> [ACTION ITEM]:
The whole listing below is to be returned without alteration.

═══ STORED DATA ═══
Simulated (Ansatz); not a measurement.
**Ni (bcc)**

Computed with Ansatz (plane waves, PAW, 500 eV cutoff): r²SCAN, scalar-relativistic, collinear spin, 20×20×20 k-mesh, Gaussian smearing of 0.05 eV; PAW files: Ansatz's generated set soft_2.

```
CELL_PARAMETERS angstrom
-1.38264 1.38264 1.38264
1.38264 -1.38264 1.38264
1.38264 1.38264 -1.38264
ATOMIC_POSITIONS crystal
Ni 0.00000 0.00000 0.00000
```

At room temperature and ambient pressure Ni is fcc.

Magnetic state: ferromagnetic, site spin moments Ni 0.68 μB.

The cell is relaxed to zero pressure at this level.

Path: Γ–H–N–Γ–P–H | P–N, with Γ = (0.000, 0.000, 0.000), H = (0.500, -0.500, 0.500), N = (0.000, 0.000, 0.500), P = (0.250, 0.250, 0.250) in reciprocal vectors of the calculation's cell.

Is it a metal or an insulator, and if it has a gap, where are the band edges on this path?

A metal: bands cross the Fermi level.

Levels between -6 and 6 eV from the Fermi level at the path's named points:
═══

> [RESULT]:
Simulated (Ansatz); not a measurement.
**Ni (bcc)**

Computed with Ansatz (plane waves, PAW, 500 eV cutoff): r²SCAN, scalar-relativistic, collinear spin, 20×20×20 k-mesh, Gaussian smearing of 0.05 eV; PAW files: Ansatz's generated set soft_2.

```
CELL_PARAMETERS angstrom
-1.38264 1.38264 1.38264
1.38264 -1.38264 1.38264
1.38264 1.38264 -1.38264
ATOMIC_POSITIONS crystal
Ni 0.00000 0.00000 0.00000
```

At room temperature and ambient pressure Ni is fcc.

Magnetic state: ferromagnetic, site spin moments Ni 0.68 μB.

The cell is relaxed to zero pressure at this level.

Path: Γ–H–N–Γ–P–H | P–N, with Γ = (0.000, 0.000, 0.000), H = (0.500, -0.500, 0.500), N = (0.000, 0.000, 0.500), P = (0.250, 0.250, 0.250) in reciprocal vectors of the calculation's cell.

Is it a metal or an insulator, and if it has a gap, where are the band edges on this path?

A metal: bands cross the Fermi level.

Levels between -6 and 6 eV from the Fermi level at the path's named points:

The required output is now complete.